***

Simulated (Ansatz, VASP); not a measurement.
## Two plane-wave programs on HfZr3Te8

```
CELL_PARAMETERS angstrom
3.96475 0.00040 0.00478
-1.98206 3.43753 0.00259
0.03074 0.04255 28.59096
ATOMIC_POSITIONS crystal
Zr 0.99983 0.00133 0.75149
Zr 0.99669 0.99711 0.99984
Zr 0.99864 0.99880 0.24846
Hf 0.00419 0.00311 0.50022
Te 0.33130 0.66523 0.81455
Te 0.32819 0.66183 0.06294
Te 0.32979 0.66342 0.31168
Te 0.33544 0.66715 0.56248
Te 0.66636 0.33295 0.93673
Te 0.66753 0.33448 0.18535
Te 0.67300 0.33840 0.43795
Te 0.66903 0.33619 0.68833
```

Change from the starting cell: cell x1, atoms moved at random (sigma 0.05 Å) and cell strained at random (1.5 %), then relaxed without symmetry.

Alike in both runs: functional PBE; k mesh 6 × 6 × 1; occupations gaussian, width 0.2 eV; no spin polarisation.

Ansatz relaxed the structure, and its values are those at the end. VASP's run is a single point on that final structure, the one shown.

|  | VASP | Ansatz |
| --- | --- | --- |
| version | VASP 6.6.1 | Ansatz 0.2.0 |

***

Assignment —
Please reproduce the lines from the line with "Alike in both" to the line with "Ansatz relaxed the", both ends included, exactly as they appear above.

Exercise result —
Alike in both runs: functional PBE; k mesh 6 × 6 × 1; occupations gaussian, width 0.2 eV; no spin polarisation.

Ansatz relaxed the structure, and its values are those at the end. VASP's run is a single point on that final structure, the one shown.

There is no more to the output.